## WORK ORDER
Give back the entire listing exactly as it was provided.

--- INFORMATION PROVIDED Enclosed Below ---

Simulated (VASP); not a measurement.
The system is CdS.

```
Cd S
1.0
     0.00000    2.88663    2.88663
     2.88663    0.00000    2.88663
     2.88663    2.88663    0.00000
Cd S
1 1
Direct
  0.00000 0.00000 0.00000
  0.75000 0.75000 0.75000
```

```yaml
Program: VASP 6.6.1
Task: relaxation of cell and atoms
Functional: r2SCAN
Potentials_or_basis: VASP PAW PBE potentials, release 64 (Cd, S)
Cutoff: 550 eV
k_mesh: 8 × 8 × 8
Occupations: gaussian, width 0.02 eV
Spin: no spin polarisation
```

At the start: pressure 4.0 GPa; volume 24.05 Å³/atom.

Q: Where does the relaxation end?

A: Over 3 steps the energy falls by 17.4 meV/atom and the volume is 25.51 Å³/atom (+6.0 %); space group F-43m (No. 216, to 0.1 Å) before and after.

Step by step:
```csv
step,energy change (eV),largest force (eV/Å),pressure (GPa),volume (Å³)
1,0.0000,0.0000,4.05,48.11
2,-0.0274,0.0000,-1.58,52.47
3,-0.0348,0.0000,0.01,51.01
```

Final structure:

--- End of Enclosed INFORMATION PROVIDED ---

## WORKED SOLUTION
Simulated (VASP); not a measurement.
The system is CdS.

```
Cd S
1.0
     0.00000    2.88663    2.88663
     2.88663    0.00000    2.88663
     2.88663    2.88663    0.00000
Cd S
1 1
Direct
  0.00000 0.00000 0.00000
  0.75000 0.75000 0.75000
```

```yaml
Program: VASP 6.6.1
Task: relaxation of cell and atoms
Functional: r2SCAN
Potentials_or_basis: VASP PAW PBE potentials, release 64 (Cd, S)
Cutoff: 550 eV
k_mesh: 8 × 8 × 8
Occupations: gaussian, width 0.02 eV
Spin: no spin polarisation
```

At the start: pressure 4.0 GPa; volume 24.05 Å³/atom.

Q: Where does the relaxation end?

A: Over 3 steps the energy falls by 17.4 meV/atom and the volume is 25.51 Å³/atom (+6.0 %); space group F-43m (No. 216, to 0.1 Å) before and after.

Step by step:
```csv
step,energy change (eV),largest force (eV/Å),pressure (GPa),volume (Å³)
1,0.0000,0.0000,4.05,48.11
2,-0.0274,0.0000,-1.58,52.47
3,-0.0348,0.0000,0.01,51.01
```

Final structure:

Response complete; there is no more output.